Start of DATA PROVIDED

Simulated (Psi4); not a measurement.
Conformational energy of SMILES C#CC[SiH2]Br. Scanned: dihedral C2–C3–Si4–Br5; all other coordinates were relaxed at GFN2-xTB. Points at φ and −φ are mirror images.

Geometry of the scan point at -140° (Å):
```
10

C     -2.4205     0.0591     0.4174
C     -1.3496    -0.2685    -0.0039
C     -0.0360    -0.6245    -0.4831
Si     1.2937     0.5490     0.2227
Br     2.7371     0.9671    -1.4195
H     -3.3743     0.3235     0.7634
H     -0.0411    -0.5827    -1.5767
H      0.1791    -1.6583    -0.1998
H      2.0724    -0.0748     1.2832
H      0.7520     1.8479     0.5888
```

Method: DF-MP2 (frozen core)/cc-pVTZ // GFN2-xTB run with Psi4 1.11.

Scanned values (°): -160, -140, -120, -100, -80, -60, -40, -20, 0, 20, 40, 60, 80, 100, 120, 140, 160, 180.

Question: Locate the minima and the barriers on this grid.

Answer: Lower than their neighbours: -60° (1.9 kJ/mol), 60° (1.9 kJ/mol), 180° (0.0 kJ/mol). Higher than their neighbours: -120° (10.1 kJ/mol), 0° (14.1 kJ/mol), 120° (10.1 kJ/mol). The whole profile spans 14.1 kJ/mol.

End of DATA PROVIDED

WORK TASK:
Take the records above and return, word for word, only the lines that fall from the line with "Conformational energy of" to the line with "Method: DF-MP2 (frozen", both of them included.

TASK OUTPUT:
Conformational energy of SMILES C#CC[SiH2]Br. Scanned: dihedral C2–C3–Si4–Br5; all other coordinates were relaxed at GFN2-xTB. Points at φ and −φ are mirror images.

Geometry of the scan point at -140° (Å):
```
10

C     -2.4205     0.0591     0.4174
C     -1.3496    -0.2685    -0.0039
C     -0.0360    -0.6245    -0.4831
Si     1.2937     0.5490     0.2227
Br     2.7371     0.9671    -1.4195
H     -3.3743     0.3235     0.7634
H     -0.0411    -0.5827    -1.5767
H      0.1791    -1.6583    -0.1998
H      2.0724    -0.0748     1.2832
H      0.7520     1.8479     0.5888
```

Method: DF-MP2 (frozen core)/cc-pVTZ // GFN2-xTB run with Psi4 1.11.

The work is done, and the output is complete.